▸ Assigned task
Copy the lines below verbatim. Begin with the first and end with the line containing "Common settings: PBE;".

▸ Dataset excerpts
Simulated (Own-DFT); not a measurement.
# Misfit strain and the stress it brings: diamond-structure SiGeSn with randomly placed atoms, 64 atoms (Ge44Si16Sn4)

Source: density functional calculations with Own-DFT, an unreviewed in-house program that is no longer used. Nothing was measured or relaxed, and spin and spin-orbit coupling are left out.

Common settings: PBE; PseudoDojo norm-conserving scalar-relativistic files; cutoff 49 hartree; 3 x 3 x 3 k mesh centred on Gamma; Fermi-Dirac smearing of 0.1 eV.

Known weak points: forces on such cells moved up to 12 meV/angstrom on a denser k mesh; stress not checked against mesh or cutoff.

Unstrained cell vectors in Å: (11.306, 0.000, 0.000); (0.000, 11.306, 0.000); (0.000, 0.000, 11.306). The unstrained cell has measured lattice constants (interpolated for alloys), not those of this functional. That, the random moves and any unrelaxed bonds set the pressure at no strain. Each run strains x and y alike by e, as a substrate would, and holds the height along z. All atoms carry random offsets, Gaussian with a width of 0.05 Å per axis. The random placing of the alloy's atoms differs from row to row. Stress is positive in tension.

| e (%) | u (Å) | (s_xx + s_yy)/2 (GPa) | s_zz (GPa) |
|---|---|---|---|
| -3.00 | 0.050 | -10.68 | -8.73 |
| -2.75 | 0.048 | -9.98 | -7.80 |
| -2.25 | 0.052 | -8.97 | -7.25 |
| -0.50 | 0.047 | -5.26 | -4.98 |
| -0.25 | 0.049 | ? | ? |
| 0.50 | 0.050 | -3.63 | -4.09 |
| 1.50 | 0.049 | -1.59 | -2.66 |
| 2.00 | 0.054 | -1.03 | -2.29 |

▸ Problem solution
Simulated (Own-DFT); not a measurement.
# Misfit strain and the stress it brings: diamond-structure SiGeSn with randomly placed atoms, 64 atoms (Ge44Si16Sn4)

Source: density functional calculations with Own-DFT, an unreviewed in-house program that is no longer used. Nothing was measured or relaxed, and spin and spin-orbit coupling are left out.

Common settings: PBE; PseudoDojo norm-conserving scalar-relativistic files; cutoff 49 hartree; 3 x 3 x 3 k mesh centred on Gamma; Fermi-Dirac smearing of 0.1 eV.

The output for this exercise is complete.